• Data for review:
++++++++
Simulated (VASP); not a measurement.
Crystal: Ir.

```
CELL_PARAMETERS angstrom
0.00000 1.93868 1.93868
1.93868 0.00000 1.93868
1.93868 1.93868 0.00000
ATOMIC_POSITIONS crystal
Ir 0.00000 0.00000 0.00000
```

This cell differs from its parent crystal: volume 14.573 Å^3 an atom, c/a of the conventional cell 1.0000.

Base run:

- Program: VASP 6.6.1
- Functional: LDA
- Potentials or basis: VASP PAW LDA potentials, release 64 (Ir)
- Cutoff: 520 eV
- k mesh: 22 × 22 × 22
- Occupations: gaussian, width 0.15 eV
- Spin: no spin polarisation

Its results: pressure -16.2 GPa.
++++++++

• Assignment:
Restate the records from above exactly as they read.

• Worked solution:
Simulated (VASP); not a measurement.
Crystal: Ir.

```
CELL_PARAMETERS angstrom
0.00000 1.93868 1.93868
1.93868 0.00000 1.93868
1.93868 1.93868 0.00000
ATOMIC_POSITIONS crystal
Ir 0.00000 0.00000 0.00000
```

This cell differs from its parent crystal: volume 14.573 Å^3 an atom, c/a of the conventional cell 1.0000.

Base run:

- Program: VASP 6.6.1
- Functional: LDA
- Potentials or basis: VASP PAW LDA potentials, release 64 (Ir)
- Cutoff: 520 eV
- k mesh: 22 × 22 × 22
- Occupations: gaussian, width 0.15 eV
- Spin: no spin polarisation

Its results: pressure -16.2 GPa.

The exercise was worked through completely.